■ WORK INSTRUCTION:
Restate word for word the lines of the records below, starting at the line that contains "1e-06, mf.conv_tol = 1e-06 Hartree" and ending at the line that contains "1e-08, mf.conv_tol = 1e-06 Hartree", with both of those lines included and nothing else.

■ SUPPLIED ENTRIES:
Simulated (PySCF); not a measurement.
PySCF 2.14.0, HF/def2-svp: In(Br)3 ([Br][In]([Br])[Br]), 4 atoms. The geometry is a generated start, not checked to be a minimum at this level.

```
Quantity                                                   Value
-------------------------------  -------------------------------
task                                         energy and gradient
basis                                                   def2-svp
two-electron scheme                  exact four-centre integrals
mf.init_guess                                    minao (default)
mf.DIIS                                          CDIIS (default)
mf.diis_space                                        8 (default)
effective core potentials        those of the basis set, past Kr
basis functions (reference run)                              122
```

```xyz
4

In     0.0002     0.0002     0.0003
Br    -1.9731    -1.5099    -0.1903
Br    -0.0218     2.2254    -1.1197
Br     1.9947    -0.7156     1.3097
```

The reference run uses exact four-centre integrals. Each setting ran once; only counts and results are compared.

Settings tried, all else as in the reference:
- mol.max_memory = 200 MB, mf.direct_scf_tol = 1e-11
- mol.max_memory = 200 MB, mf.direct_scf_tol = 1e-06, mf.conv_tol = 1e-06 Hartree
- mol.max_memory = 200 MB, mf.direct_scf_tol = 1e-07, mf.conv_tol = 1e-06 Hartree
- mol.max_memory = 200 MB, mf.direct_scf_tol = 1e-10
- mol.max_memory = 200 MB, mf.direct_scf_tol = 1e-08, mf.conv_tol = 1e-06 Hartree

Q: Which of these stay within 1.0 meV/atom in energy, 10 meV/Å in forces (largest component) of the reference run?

■ YOUR SOLUTION:
- mol.max_memory = 200 MB, mf.direct_scf_tol = 1e-06, mf.conv_tol = 1e-06 Hartree
- mol.max_memory = 200 MB, mf.direct_scf_tol = 1e-07, mf.conv_tol = 1e-06 Hartree
- mol.max_memory = 200 MB, mf.direct_scf_tol = 1e-10
- mol.max_memory = 200 MB, mf.direct_scf_tol = 1e-08, mf.conv_tol = 1e-06 Hartree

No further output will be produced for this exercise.